::::
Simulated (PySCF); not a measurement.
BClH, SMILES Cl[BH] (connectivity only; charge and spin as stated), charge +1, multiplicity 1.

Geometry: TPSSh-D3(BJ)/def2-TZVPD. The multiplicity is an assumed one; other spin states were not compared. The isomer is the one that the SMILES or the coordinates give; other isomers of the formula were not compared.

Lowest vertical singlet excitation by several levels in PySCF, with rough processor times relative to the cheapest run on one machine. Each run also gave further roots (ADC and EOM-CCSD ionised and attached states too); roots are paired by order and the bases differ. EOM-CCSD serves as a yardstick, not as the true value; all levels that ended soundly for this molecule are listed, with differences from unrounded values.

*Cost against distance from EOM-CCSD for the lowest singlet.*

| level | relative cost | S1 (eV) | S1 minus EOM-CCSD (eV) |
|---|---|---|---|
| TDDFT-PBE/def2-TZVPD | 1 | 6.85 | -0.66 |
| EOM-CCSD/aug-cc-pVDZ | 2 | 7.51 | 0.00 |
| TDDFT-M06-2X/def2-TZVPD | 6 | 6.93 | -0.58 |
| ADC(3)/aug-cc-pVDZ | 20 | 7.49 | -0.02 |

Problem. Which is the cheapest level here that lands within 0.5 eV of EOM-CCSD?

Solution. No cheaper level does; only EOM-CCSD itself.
::::

Work request:
Up to and including the line with "7.49 | -0.02 |", please return the records exactly, beginning from their first line.

Response area:
Simulated (PySCF); not a measurement.
BClH, SMILES Cl[BH] (connectivity only; charge and spin as stated), charge +1, multiplicity 1.

Geometry: TPSSh-D3(BJ)/def2-TZVPD. The multiplicity is an assumed one; other spin states were not compared. The isomer is the one that the SMILES or the coordinates give; other isomers of the formula were not compared.

Lowest vertical singlet excitation by several levels in PySCF, with rough processor times relative to the cheapest run on one machine. Each run also gave further roots (ADC and EOM-CCSD ionised and attached states too); roots are paired by order and the bases differ. EOM-CCSD serves as a yardstick, not as the true value; all levels that ended soundly for this molecule are listed, with differences from unrounded values.

*Cost against distance from EOM-CCSD for the lowest singlet.*

| level | relative cost | S1 (eV) | S1 minus EOM-CCSD (eV) |
|---|---|---|---|
| TDDFT-PBE/def2-TZVPD | 1 | 6.85 | -0.66 |
| EOM-CCSD/aug-cc-pVDZ | 2 | 7.51 | 0.00 |
| TDDFT-M06-2X/def2-TZVPD | 6 | 6.93 | -0.58 |
| ADC(3)/aug-cc-pVDZ | 20 | 7.49 | -0.02 |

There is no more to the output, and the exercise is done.